Required action: The records below should be set down in full, please, without any change.

————

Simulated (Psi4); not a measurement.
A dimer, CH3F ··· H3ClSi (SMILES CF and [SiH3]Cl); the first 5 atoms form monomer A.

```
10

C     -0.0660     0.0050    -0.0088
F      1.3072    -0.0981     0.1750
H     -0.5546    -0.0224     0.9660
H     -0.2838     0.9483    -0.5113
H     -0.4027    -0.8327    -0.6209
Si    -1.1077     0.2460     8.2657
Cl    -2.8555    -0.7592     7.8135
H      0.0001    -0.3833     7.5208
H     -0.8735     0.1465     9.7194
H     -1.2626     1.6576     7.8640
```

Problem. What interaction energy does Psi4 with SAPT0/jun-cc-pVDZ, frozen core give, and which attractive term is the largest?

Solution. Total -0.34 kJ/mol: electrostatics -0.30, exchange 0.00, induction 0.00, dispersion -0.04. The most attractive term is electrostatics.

————

Your response:
Simulated (Psi4); not a measurement.
A dimer, CH3F ··· H3ClSi (SMILES CF and [SiH3]Cl); the first 5 atoms form monomer A.

```
10

C     -0.0660     0.0050    -0.0088
F      1.3072    -0.0981     0.1750
H     -0.5546    -0.0224     0.9660
H     -0.2838     0.9483    -0.5113
H     -0.4027    -0.8327    -0.6209
Si    -1.1077     0.2460     8.2657
Cl    -2.8555    -0.7592     7.8135
H      0.0001    -0.3833     7.5208
H     -0.8735     0.1465     9.7194
H     -1.2626     1.6576     7.8640
```

Problem. What interaction energy does Psi4 with SAPT0/jun-cc-pVDZ, frozen core give, and which attractive term is the largest?

Solution. Total -0.34 kJ/mol: electrostatics -0.30, exchange 0.00, induction 0.00, dispersion -0.04. The most attractive term is electrostatics.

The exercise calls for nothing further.